(Required action) Print the data below exactly, but only the lines from the one containing "Alike in both" down to the one containing "550 | 500 |", inclusive.

(Supplied information)
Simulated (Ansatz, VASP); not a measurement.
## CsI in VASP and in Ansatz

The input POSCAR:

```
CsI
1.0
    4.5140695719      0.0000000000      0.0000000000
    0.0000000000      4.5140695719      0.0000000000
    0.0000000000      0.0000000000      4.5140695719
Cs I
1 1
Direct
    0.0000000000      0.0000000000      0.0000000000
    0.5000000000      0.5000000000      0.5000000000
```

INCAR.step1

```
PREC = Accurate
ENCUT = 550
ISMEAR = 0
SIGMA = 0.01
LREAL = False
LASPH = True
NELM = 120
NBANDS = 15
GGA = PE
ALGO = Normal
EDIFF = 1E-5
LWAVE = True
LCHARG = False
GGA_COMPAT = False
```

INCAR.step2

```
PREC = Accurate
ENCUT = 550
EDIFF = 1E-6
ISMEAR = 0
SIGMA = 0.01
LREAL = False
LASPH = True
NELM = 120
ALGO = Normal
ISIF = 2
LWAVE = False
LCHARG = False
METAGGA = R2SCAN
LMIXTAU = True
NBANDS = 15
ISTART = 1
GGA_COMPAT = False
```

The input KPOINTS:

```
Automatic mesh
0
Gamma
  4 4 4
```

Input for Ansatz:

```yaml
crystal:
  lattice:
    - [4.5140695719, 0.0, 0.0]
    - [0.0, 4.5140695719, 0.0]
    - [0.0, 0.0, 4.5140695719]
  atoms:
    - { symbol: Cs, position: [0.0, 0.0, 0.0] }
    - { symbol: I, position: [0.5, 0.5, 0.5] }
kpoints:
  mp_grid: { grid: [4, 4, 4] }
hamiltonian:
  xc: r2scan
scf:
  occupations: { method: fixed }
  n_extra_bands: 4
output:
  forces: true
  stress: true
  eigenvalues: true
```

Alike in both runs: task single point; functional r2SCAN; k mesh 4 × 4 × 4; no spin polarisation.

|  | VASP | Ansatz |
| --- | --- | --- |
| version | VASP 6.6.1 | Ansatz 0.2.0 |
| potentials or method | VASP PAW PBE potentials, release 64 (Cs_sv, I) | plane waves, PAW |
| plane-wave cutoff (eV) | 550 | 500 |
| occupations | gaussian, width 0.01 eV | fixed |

(Task result)
Alike in both runs: task single point; functional r2SCAN; k mesh 4 × 4 × 4; no spin polarisation.

|  | VASP | Ansatz |
| --- | --- | --- |
| version | VASP 6.6.1 | Ansatz 0.2.0 |
| potentials or method | VASP PAW PBE potentials, release 64 (Cs_sv, I) | plane waves, PAW |
| plane-wave cutoff (eV) | 550 | 500 |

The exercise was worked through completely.